* [ASSIGNMENT]:
Until the line containing "One atom of" has been reproduced, keep reproducing each line of the material below exactly, starting with the first.

________________________

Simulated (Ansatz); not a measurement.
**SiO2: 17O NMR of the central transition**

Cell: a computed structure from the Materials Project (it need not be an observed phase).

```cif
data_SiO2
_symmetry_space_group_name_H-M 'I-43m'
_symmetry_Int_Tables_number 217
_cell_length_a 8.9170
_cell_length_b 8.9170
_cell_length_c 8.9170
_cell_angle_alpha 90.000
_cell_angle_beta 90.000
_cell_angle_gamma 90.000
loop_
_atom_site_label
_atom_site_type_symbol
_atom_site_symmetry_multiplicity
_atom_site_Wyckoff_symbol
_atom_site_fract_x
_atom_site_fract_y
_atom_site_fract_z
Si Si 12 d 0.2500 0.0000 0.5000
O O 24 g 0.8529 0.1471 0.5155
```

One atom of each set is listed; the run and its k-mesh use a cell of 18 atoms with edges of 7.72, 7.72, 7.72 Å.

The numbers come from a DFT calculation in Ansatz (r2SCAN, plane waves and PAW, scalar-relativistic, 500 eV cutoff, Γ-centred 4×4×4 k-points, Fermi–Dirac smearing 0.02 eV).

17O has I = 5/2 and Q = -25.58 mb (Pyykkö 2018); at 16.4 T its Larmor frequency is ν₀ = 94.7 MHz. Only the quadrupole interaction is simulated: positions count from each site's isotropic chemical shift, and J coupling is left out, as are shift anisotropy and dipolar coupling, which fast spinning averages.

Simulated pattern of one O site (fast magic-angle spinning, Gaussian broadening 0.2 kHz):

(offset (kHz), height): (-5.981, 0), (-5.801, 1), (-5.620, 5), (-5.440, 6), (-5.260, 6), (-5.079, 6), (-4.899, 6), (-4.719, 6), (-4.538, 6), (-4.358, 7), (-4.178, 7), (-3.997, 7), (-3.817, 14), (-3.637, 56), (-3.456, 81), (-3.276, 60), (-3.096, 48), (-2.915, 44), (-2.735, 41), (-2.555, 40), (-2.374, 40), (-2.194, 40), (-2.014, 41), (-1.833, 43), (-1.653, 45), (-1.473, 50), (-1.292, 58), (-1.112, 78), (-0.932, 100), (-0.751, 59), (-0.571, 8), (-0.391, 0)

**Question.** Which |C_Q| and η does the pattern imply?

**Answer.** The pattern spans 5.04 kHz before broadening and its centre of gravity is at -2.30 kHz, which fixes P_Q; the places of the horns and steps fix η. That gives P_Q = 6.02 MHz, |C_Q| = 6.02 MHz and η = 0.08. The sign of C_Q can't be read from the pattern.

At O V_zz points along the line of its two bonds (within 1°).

________________________

* [EXERCISE OUTPUT]:
Simulated (Ansatz); not a measurement.
**SiO2: 17O NMR of the central transition**

Cell: a computed structure from the Materials Project (it need not be an observed phase).

```cif
data_SiO2
_symmetry_space_group_name_H-M 'I-43m'
_symmetry_Int_Tables_number 217
_cell_length_a 8.9170
_cell_length_b 8.9170
_cell_length_c 8.9170
_cell_angle_alpha 90.000
_cell_angle_beta 90.000
_cell_angle_gamma 90.000
loop_
_atom_site_label
_atom_site_type_symbol
_atom_site_symmetry_multiplicity
_atom_site_Wyckoff_symbol
_atom_site_fract_x
_atom_site_fract_y
_atom_site_fract_z
Si Si 12 d 0.2500 0.0000 0.5000
O O 24 g 0.8529 0.1471 0.5155
```

One atom of each set is listed; the run and its k-mesh use a cell of 18 atoms with edges of 7.72, 7.72, 7.72 Å.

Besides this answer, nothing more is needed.